*** EXTRACTED DATA Section Begins ***

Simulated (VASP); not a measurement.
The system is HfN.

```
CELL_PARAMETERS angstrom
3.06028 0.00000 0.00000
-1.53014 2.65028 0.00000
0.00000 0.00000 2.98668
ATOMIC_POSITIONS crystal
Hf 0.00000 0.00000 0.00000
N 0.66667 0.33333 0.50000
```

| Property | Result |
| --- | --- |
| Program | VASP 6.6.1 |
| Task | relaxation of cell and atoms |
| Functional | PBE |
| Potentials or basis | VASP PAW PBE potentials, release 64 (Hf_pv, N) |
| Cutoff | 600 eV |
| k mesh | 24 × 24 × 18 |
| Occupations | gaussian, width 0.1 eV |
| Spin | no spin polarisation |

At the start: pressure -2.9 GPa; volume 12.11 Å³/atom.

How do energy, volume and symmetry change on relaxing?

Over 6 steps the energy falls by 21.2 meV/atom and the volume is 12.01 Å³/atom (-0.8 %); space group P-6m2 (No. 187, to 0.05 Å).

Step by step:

*** EXTRACTED DATA Section Ends ***

» ACTION ITEM:
Could I ask you to return the records exactly and in full?

» RESULT:
Simulated (VASP); not a measurement.
The system is HfN.

```
CELL_PARAMETERS angstrom
3.06028 0.00000 0.00000
-1.53014 2.65028 0.00000
0.00000 0.00000 2.98668
ATOMIC_POSITIONS crystal
Hf 0.00000 0.00000 0.00000
N 0.66667 0.33333 0.50000
```

| Property | Result |
| --- | --- |
| Program | VASP 6.6.1 |
| Task | relaxation of cell and atoms |
| Functional | PBE |
| Potentials or basis | VASP PAW PBE potentials, release 64 (Hf_pv, N) |
| Cutoff | 600 eV |
| k mesh | 24 × 24 × 18 |
| Occupations | gaussian, width 0.1 eV |
| Spin | no spin polarisation |

At the start: pressure -2.9 GPa; volume 12.11 Å³/atom.

How do energy, volume and symmetry change on relaxing?

Over 6 steps the energy falls by 21.2 meV/atom and the volume is 12.01 Å³/atom (-0.8 %); space group P-6m2 (No. 187, to 0.05 Å).

Step by step:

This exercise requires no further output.